## Excerpted records
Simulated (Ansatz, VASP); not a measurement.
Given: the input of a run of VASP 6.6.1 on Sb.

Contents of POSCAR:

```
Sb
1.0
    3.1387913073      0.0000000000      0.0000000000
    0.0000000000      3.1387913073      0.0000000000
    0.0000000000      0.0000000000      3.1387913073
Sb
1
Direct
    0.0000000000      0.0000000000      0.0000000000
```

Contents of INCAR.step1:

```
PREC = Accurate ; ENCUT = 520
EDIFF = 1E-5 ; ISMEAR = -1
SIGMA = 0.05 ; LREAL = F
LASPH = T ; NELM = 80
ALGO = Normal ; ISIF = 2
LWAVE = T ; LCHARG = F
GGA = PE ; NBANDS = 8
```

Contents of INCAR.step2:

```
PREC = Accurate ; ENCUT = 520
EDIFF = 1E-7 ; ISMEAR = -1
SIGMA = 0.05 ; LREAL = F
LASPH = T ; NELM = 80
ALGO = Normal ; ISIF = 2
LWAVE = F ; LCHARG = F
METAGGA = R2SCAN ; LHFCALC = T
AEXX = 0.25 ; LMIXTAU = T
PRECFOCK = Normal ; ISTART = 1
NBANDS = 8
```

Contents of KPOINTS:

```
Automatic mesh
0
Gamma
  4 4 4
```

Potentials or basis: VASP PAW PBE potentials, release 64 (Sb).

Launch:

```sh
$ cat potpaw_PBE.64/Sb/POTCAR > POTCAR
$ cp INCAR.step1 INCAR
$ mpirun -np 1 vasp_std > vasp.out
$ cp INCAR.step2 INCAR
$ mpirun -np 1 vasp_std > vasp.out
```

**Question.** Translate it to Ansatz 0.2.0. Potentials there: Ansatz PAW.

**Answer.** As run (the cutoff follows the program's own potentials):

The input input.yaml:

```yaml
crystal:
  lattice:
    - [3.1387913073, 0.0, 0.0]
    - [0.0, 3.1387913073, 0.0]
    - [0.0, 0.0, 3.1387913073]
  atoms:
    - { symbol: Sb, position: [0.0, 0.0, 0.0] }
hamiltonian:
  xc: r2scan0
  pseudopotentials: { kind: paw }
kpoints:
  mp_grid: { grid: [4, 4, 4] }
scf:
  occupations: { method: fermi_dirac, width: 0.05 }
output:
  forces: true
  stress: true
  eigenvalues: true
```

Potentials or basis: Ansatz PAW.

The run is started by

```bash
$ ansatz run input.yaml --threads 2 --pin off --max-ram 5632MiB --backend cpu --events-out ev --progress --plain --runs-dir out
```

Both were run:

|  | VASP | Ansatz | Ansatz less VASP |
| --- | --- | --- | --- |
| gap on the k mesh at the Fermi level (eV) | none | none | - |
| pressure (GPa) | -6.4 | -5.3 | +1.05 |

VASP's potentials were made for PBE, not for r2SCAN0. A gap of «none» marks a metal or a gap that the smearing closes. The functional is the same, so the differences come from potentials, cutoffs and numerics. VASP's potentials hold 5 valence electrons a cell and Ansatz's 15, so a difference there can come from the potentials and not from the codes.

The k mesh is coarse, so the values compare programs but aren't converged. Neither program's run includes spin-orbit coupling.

## Work instruction
Write out the listing exactly from its first line to the line containing "-5.3 | +1.05 |". Both of those lines belong in the answer.

## Task result
Simulated (Ansatz, VASP); not a measurement.
Given: the input of a run of VASP 6.6.1 on Sb.

Contents of POSCAR:

```
Sb
1.0
    3.1387913073      0.0000000000      0.0000000000
    0.0000000000      3.1387913073      0.0000000000
    0.0000000000      0.0000000000      3.1387913073
Sb
1
Direct
    0.0000000000      0.0000000000      0.0000000000
```

Contents of INCAR.step1:

```
PREC = Accurate ; ENCUT = 520
EDIFF = 1E-5 ; ISMEAR = -1
SIGMA = 0.05 ; LREAL = F
LASPH = T ; NELM = 80
ALGO = Normal ; ISIF = 2
LWAVE = T ; LCHARG = F
GGA = PE ; NBANDS = 8
```

Contents of INCAR.step2:

```
PREC = Accurate ; ENCUT = 520
EDIFF = 1E-7 ; ISMEAR = -1
SIGMA = 0.05 ; LREAL = F
LASPH = T ; NELM = 80
ALGO = Normal ; ISIF = 2
LWAVE = F ; LCHARG = F
METAGGA = R2SCAN ; LHFCALC = T
AEXX = 0.25 ; LMIXTAU = T
PRECFOCK = Normal ; ISTART = 1
NBANDS = 8
```

Contents of KPOINTS:

```
Automatic mesh
0
Gamma
  4 4 4
```

Potentials or basis: VASP PAW PBE potentials, release 64 (Sb).

Launch:

```sh
$ cat potpaw_PBE.64/Sb/POTCAR > POTCAR
$ cp INCAR.step1 INCAR
$ mpirun -np 1 vasp_std > vasp.out
$ cp INCAR.step2 INCAR
$ mpirun -np 1 vasp_std > vasp.out
```

**Question.** Translate it to Ansatz 0.2.0. Potentials there: Ansatz PAW.

**Answer.** As run (the cutoff follows the program's own potentials):

The input input.yaml:

```yaml
crystal:
  lattice:
    - [3.1387913073, 0.0, 0.0]
    - [0.0, 3.1387913073, 0.0]
    - [0.0, 0.0, 3.1387913073]
  atoms:
    - { symbol: Sb, position: [0.0, 0.0, 0.0] }
hamiltonian:
  xc: r2scan0
  pseudopotentials: { kind: paw }
kpoints:
  mp_grid: { grid: [4, 4, 4] }
scf:
  occupations: { method: fermi_dirac, width: 0.05 }
output:
  forces: true
  stress: true
  eigenvalues: true
```

Potentials or basis: Ansatz PAW.

The run is started by

```bash
$ ansatz run input.yaml --threads 2 --pin off --max-ram 5632MiB --backend cpu --events-out ev --progress --plain --runs-dir out
```

Both were run:

|  | VASP | Ansatz | Ansatz less VASP |
| --- | --- | --- | --- |
| gap on the k mesh at the Fermi level (eV) | none | none | - |
| pressure (GPa) | -6.4 | -5.3 | +1.05 |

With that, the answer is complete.